── Record excerpts ──
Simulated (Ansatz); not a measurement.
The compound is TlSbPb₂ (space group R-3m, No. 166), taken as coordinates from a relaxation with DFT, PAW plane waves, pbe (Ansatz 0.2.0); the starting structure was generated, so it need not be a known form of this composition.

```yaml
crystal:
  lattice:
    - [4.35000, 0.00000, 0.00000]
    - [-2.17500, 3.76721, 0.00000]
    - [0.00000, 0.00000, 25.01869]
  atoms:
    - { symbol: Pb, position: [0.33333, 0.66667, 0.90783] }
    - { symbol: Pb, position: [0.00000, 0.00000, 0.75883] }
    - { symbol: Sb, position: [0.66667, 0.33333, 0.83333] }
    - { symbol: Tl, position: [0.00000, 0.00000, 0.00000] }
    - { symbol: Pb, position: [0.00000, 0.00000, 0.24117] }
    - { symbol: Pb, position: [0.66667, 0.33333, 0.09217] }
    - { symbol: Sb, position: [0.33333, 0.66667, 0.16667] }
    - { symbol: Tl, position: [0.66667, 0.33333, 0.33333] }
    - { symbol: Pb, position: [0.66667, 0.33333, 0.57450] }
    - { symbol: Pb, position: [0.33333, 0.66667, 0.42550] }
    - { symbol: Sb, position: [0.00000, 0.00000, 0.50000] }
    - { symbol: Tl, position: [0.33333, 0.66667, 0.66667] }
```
───

Your answer should be the full set of records, printed exactly.

Simulated (Ansatz); not a measurement.
The compound is TlSbPb₂ (space group R-3m, No. 166), taken as coordinates from a relaxation with DFT, PAW plane waves, pbe (Ansatz 0.2.0); the starting structure was generated, so it need not be a known form of this composition.

```yaml
crystal:
  lattice:
    - [4.35000, 0.00000, 0.00000]
    - [-2.17500, 3.76721, 0.00000]
    - [0.00000, 0.00000, 25.01869]
  atoms:
    - { symbol: Pb, position: [0.33333, 0.66667, 0.90783] }
    - { symbol: Pb, position: [0.00000, 0.00000, 0.75883] }
    - { symbol: Sb, position: [0.66667, 0.33333, 0.83333] }
    - { symbol: Tl, position: [0.00000, 0.00000, 0.00000] }
    - { symbol: Pb, position: [0.00000, 0.00000, 0.24117] }
    - { symbol: Pb, position: [0.66667, 0.33333, 0.09217] }
    - { symbol: Sb, position: [0.33333, 0.66667, 0.16667] }
    - { symbol: Tl, position: [0.66667, 0.33333, 0.33333] }
    - { symbol: Pb, position: [0.66667, 0.33333, 0.57450] }
    - { symbol: Pb, position: [0.33333, 0.66667, 0.42550] }
    - { symbol: Sb, position: [0.00000, 0.00000, 0.50000] }
    - { symbol: Tl, position: [0.33333, 0.66667, 0.66667] }
```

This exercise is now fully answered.